**Data shown:**
:::
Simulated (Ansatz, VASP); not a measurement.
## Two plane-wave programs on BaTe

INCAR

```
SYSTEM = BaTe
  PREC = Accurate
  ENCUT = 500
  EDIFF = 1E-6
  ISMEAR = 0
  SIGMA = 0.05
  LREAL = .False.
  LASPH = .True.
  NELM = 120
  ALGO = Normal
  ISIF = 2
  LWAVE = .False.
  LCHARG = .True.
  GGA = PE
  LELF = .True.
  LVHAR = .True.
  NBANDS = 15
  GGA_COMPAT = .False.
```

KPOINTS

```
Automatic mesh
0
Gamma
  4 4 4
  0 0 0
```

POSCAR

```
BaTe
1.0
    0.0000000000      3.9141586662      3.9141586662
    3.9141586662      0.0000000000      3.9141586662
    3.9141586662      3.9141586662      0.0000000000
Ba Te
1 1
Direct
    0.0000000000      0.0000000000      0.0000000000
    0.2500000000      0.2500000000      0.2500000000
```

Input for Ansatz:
:::

**Brief:** Output all of the records exactly, with nothing omitted.

**Answer area:**
Simulated (Ansatz, VASP); not a measurement.
## Two plane-wave programs on BaTe

INCAR

```
SYSTEM = BaTe
  PREC = Accurate
  ENCUT = 500
  EDIFF = 1E-6
  ISMEAR = 0
  SIGMA = 0.05
  LREAL = .False.
  LASPH = .True.
  NELM = 120
  ALGO = Normal
  ISIF = 2
  LWAVE = .False.
  LCHARG = .True.
  GGA = PE
  LELF = .True.
  LVHAR = .True.
  NBANDS = 15
  GGA_COMPAT = .False.
```

KPOINTS

```
Automatic mesh
0
Gamma
  4 4 4
  0 0 0
```

POSCAR

```
BaTe
1.0
    0.0000000000      3.9141586662      3.9141586662
    3.9141586662      0.0000000000      3.9141586662
    3.9141586662      3.9141586662      0.0000000000
Ba Te
1 1
Direct
    0.0000000000      0.0000000000      0.0000000000
    0.2500000000      0.2500000000      0.2500000000
```

Input for Ansatz:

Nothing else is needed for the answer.